• _Assignment_: Take the entries below and return them unchanged.

• _Information provided_:
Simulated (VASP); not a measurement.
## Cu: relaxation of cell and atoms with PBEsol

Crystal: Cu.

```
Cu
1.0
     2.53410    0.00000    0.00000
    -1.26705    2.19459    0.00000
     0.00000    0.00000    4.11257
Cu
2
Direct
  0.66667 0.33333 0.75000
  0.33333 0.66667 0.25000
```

• _Exercise output_:
Simulated (VASP); not a measurement.
## Cu: relaxation of cell and atoms with PBEsol

Crystal: Cu.

```
Cu
1.0
     2.53410    0.00000    0.00000
    -1.26705    2.19459    0.00000
     0.00000    0.00000    4.11257
Cu
2
Direct
  0.66667 0.33333 0.75000
  0.33333 0.66667 0.25000
```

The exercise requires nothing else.